_Task item_:
Line by line, reproduce exactly the beginning of the listing below, ending with the line that contains "Answer: gap on" and adding nothing.

*** Supplied material ***
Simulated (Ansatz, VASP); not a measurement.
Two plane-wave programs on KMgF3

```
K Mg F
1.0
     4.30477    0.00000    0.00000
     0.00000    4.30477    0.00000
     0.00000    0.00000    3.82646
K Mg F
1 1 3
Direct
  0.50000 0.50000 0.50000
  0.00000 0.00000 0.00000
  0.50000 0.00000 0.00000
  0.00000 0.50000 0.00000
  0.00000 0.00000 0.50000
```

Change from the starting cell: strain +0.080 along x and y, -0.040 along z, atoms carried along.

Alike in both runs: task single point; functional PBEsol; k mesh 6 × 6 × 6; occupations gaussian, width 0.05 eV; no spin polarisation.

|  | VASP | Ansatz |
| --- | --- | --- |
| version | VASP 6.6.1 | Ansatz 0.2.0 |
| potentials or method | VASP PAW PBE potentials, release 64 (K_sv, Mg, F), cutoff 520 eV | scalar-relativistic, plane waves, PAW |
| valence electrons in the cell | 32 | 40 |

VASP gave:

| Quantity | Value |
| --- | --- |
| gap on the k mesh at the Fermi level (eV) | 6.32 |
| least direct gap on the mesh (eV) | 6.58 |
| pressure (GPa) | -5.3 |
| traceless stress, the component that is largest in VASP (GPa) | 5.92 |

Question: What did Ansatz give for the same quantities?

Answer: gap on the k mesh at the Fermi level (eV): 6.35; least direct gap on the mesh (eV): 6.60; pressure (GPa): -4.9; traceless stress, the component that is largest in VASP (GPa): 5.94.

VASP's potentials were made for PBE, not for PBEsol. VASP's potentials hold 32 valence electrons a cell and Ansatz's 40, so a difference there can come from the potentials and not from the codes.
*** End of Supplied material ***

_Result_:
Simulated (Ansatz, VASP); not a measurement.
Two plane-wave programs on KMgF3

```
K Mg F
1.0
     4.30477    0.00000    0.00000
     0.00000    4.30477    0.00000
     0.00000    0.00000    3.82646
K Mg F
1 1 3
Direct
  0.50000 0.50000 0.50000
  0.00000 0.00000 0.00000
  0.50000 0.00000 0.00000
  0.00000 0.50000 0.00000
  0.00000 0.00000 0.50000
```

Change from the starting cell: strain +0.080 along x and y, -0.040 along z, atoms carried along.

Alike in both runs: task single point; functional PBEsol; k mesh 6 × 6 × 6; occupations gaussian, width 0.05 eV; no spin polarisation.

|  | VASP | Ansatz |
| --- | --- | --- |
| version | VASP 6.6.1 | Ansatz 0.2.0 |
| potentials or method | VASP PAW PBE potentials, release 64 (K_sv, Mg, F), cutoff 520 eV | scalar-relativistic, plane waves, PAW |
| valence electrons in the cell | 32 | 40 |

VASP gave:

| Quantity | Value |
| --- | --- |
| gap on the k mesh at the Fermi level (eV) | 6.32 |
| least direct gap on the mesh (eV) | 6.58 |
| pressure (GPa) | -5.3 |
| traceless stress, the component that is largest in VASP (GPa) | 5.92 |

Question: What did Ansatz give for the same quantities?

Answer: gap on the k mesh at the Fermi level (eV): 6.35; least direct gap on the mesh (eV): 6.60; pressure (GPa): -4.9; traceless stress, the component that is largest in VASP (GPa): 5.94.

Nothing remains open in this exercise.